# # # # #
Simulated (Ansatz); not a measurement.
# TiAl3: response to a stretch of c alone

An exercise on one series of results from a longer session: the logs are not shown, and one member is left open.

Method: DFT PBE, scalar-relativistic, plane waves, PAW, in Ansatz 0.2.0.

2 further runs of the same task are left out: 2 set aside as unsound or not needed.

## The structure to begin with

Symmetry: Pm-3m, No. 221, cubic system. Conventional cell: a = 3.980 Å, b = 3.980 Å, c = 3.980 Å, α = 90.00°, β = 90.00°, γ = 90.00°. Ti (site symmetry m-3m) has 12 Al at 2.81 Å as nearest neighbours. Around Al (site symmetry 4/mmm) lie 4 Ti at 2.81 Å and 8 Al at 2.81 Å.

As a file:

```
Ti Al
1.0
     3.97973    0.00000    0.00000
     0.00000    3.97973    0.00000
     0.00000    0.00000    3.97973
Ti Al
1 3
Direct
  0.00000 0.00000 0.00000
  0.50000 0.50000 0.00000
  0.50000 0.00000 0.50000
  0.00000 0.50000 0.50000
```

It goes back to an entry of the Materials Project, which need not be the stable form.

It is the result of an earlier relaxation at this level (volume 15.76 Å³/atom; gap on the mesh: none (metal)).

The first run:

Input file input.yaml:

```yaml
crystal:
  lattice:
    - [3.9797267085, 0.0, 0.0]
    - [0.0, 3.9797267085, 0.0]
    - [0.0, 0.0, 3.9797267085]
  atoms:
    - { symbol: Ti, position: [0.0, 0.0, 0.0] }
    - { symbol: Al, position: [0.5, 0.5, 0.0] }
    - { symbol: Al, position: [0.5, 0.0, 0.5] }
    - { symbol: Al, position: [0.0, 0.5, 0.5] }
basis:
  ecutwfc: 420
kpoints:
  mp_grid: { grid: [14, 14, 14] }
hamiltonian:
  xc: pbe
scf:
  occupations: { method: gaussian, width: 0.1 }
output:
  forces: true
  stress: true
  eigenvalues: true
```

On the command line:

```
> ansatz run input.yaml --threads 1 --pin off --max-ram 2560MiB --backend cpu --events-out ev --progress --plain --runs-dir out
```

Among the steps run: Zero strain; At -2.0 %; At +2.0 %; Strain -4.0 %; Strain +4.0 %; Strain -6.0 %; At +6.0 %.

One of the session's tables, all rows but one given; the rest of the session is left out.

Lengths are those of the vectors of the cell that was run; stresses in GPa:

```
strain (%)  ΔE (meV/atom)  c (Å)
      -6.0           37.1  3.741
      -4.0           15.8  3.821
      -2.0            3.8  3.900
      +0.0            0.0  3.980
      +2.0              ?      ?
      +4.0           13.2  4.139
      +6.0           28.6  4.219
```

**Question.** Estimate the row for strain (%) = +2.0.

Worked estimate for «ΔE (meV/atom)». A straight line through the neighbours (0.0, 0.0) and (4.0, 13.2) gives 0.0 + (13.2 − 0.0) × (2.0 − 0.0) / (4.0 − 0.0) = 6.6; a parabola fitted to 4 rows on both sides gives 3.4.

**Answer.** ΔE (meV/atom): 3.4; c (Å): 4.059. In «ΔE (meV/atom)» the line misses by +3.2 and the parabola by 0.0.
# # # # #

WORK ORDER: What is needed is every line from the start of the entries through the line containing "## The structure to begin with", returned word for word and nothing else.

TASK ANSWER:
Simulated (Ansatz); not a measurement.
# TiAl3: response to a stretch of c alone

An exercise on one series of results from a longer session: the logs are not shown, and one member is left open.

Method: DFT PBE, scalar-relativistic, plane waves, PAW, in Ansatz 0.2.0.

2 further runs of the same task are left out: 2 set aside as unsound or not needed.

## The structure to begin with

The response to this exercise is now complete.